=====

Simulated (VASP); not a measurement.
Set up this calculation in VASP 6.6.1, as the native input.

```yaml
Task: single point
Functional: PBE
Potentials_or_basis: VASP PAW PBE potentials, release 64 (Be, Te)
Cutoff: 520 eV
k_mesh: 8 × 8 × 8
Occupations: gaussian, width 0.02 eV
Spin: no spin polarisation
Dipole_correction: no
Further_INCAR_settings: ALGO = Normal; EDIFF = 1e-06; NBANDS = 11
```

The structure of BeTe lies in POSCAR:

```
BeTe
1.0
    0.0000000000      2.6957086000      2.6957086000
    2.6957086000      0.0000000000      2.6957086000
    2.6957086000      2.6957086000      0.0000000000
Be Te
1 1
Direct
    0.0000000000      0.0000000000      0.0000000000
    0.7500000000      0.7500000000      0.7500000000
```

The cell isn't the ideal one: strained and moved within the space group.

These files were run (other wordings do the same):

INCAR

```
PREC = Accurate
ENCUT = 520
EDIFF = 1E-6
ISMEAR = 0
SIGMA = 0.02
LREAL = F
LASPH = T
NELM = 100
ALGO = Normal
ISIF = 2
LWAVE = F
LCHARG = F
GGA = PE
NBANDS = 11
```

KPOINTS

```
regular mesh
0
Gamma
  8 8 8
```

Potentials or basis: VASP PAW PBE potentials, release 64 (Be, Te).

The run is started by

=====

--- TASK ITEM ---
In the listing above, find the line containing "The structure of" and the line containing "Potentials or basis: VASP", then retype both and every line between them exactly, with nothing else.

--- YOUR RESPONSE ---
The structure of BeTe lies in POSCAR:

```
BeTe
1.0
    0.0000000000      2.6957086000      2.6957086000
    2.6957086000      0.0000000000      2.6957086000
    2.6957086000      2.6957086000      0.0000000000
Be Te
1 1
Direct
    0.0000000000      0.0000000000      0.0000000000
    0.7500000000      0.7500000000      0.7500000000
```

The cell isn't the ideal one: strained and moved within the space group.

These files were run (other wordings do the same):

INCAR

```
PREC = Accurate
ENCUT = 520
EDIFF = 1E-6
ISMEAR = 0
SIGMA = 0.02
LREAL = F
LASPH = T
NELM = 100
ALGO = Normal
ISIF = 2
LWAVE = F
LCHARG = F
GGA = PE
NBANDS = 11
```

KPOINTS

```
regular mesh
0
Gamma
  8 8 8
```

Potentials or basis: VASP PAW PBE potentials, release 64 (Be, Te).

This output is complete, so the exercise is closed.